*** Begin section ***

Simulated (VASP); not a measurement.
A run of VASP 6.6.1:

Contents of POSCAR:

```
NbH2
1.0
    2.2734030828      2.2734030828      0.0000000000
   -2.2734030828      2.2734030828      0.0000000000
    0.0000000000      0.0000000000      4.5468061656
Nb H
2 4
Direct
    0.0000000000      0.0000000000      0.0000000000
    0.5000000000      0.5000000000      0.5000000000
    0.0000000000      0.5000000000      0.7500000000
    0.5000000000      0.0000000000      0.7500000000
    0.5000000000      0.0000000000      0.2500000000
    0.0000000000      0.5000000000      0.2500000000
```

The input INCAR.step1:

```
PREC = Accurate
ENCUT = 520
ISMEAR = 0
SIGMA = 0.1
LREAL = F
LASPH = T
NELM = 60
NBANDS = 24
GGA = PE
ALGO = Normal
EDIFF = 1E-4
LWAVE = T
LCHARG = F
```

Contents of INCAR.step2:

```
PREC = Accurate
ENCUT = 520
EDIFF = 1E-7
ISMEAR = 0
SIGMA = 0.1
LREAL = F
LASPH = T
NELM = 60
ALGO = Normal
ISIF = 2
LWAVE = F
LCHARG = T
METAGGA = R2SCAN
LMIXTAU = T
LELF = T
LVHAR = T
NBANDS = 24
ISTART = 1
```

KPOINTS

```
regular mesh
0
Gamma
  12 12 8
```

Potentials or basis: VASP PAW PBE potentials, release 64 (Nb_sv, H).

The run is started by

*** End section ***

Work order - The reply should hold only the lines from the top of the records through the line that has "Potentials or basis: VASP", each one exact.

Written reply -
Simulated (VASP); not a measurement.
A run of VASP 6.6.1:

Contents of POSCAR:

```
NbH2
1.0
    2.2734030828      2.2734030828      0.0000000000
   -2.2734030828      2.2734030828      0.0000000000
    0.0000000000      0.0000000000      4.5468061656
Nb H
2 4
Direct
    0.0000000000      0.0000000000      0.0000000000
    0.5000000000      0.5000000000      0.5000000000
    0.0000000000      0.5000000000      0.7500000000
    0.5000000000      0.0000000000      0.7500000000
    0.5000000000      0.0000000000      0.2500000000
    0.0000000000      0.5000000000      0.2500000000
```

The input INCAR.step1:

```
PREC = Accurate
ENCUT = 520
ISMEAR = 0
SIGMA = 0.1
LREAL = F
LASPH = T
NELM = 60
NBANDS = 24
GGA = PE
ALGO = Normal
EDIFF = 1E-4
LWAVE = T
LCHARG = F
```

Contents of INCAR.step2:

```
PREC = Accurate
ENCUT = 520
EDIFF = 1E-7
ISMEAR = 0
SIGMA = 0.1
LREAL = F
LASPH = T
NELM = 60
ALGO = Normal
ISIF = 2
LWAVE = F
LCHARG = T
METAGGA = R2SCAN
LMIXTAU = T
LELF = T
LVHAR = T
NBANDS = 24
ISTART = 1
```

KPOINTS

```
regular mesh
0
Gamma
  12 12 8
```

Potentials or basis: VASP PAW PBE potentials, release 64 (Nb_sv, H).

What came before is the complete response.